WORK ITEM :: Print the lines of the data, starting with the first, up to and including the line where "Alike in both" appears.

RECORDS SHOWN ::
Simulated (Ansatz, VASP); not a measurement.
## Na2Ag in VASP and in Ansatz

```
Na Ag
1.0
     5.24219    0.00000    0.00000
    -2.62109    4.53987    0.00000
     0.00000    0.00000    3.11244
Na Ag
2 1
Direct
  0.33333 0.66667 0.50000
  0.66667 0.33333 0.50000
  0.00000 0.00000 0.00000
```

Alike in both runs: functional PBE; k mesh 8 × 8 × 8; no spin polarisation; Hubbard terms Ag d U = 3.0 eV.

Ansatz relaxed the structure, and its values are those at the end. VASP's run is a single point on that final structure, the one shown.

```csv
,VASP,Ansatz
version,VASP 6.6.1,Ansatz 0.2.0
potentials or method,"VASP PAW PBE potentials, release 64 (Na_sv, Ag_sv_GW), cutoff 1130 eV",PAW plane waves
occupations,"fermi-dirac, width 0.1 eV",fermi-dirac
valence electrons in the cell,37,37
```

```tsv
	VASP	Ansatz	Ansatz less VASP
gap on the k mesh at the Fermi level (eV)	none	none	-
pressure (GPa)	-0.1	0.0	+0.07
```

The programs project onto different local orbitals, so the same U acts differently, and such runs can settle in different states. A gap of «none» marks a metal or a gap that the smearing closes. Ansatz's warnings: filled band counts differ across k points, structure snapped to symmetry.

WRITTEN REPLY ::
Simulated (Ansatz, VASP); not a measurement.
## Na2Ag in VASP and in Ansatz

```
Na Ag
1.0
     5.24219    0.00000    0.00000
    -2.62109    4.53987    0.00000
     0.00000    0.00000    3.11244
Na Ag
2 1
Direct
  0.33333 0.66667 0.50000
  0.66667 0.33333 0.50000
  0.00000 0.00000 0.00000
```

Alike in both runs: functional PBE; k mesh 8 × 8 × 8; no spin polarisation; Hubbard terms Ag d U = 3.0 eV.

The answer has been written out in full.